◇ ◇ ◇ ◇

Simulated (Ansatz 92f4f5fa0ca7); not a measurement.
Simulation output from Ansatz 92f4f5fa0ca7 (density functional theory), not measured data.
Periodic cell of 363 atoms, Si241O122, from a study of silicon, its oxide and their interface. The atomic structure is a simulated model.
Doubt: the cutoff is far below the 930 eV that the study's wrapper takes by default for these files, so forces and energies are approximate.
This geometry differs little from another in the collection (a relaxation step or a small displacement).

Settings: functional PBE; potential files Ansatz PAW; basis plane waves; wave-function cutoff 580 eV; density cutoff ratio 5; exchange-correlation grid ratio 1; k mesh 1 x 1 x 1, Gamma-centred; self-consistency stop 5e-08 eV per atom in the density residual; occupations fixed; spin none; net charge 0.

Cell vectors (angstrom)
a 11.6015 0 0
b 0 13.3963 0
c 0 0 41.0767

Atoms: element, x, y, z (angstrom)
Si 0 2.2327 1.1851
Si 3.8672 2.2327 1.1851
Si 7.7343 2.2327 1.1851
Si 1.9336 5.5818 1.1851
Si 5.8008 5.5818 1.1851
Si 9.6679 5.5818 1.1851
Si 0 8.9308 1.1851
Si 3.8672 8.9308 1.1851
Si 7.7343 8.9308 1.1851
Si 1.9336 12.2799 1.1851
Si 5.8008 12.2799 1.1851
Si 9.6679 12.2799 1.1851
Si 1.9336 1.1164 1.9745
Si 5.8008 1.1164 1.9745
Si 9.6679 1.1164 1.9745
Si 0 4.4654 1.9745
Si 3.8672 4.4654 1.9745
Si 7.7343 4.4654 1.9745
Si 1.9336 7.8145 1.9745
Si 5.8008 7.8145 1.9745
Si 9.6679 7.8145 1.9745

◇ ◇ ◇ ◇

■ **Action item**
Please, from the material above, copy only the lines from the line with "Si 7.7343 2.2327 1.1851" up to and including the line with "Si 5.8008 7.8145 1.9745", exactly as written.

■ **Task answer**
Si 7.7343 2.2327 1.1851
Si 1.9336 5.5818 1.1851
Si 5.8008 5.5818 1.1851
Si 9.6679 5.5818 1.1851
Si 0 8.9308 1.1851
Si 3.8672 8.9308 1.1851
Si 7.7343 8.9308 1.1851
Si 1.9336 12.2799 1.1851
Si 5.8008 12.2799 1.1851
Si 9.6679 12.2799 1.1851
Si 1.9336 1.1164 1.9745
Si 5.8008 1.1164 1.9745
Si 9.6679 1.1164 1.9745
Si 0 4.4654 1.9745
Si 3.8672 4.4654 1.9745
Si 7.7343 4.4654 1.9745
Si 1.9336 7.8145 1.9745
Si 5.8008 7.8145 1.9745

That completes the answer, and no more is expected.